-------- Information --------
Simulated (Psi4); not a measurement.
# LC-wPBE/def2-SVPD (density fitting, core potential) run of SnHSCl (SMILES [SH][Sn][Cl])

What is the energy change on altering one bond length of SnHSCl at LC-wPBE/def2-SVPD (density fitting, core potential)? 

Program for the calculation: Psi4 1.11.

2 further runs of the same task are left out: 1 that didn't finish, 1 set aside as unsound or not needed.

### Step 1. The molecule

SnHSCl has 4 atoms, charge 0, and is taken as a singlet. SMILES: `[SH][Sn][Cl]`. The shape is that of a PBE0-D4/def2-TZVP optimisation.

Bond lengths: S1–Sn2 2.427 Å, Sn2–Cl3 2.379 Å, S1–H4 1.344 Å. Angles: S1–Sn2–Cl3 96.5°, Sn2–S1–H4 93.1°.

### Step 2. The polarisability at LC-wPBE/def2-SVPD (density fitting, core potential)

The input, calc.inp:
--------

▶ **Requirement**
In full and unchanged, repeat the data above.

▶ **Exercise result**
Simulated (Psi4); not a measurement.
# LC-wPBE/def2-SVPD (density fitting, core potential) run of SnHSCl (SMILES [SH][Sn][Cl])

What is the energy change on altering one bond length of SnHSCl at LC-wPBE/def2-SVPD (density fitting, core potential)? 

Program for the calculation: Psi4 1.11.

2 further runs of the same task are left out: 1 that didn't finish, 1 set aside as unsound or not needed.

### Step 1. The molecule

SnHSCl has 4 atoms, charge 0, and is taken as a singlet. SMILES: `[SH][Sn][Cl]`. The shape is that of a PBE0-D4/def2-TZVP optimisation.

Bond lengths: S1–Sn2 2.427 Å, Sn2–Cl3 2.379 Å, S1–H4 1.344 Å. Angles: S1–Sn2–Cl3 96.5°, Sn2–S1–H4 93.1°.

### Step 2. The polarisability at LC-wPBE/def2-SVPD (density fitting, core potential)

The input, calc.inp:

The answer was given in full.